= Exercise =
All of the entries below are to be copied word for word.

= Recorded data =
Segment Open
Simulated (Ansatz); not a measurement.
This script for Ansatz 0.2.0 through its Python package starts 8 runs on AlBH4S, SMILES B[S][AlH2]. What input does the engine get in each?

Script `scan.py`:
Segment Closed

= Reply =
Simulated (Ansatz); not a measurement.
This script for Ansatz 0.2.0 through its Python package starts 8 runs on AlBH4S, SMILES B[S][AlH2]. What input does the engine get in each?

Script `scan.py`:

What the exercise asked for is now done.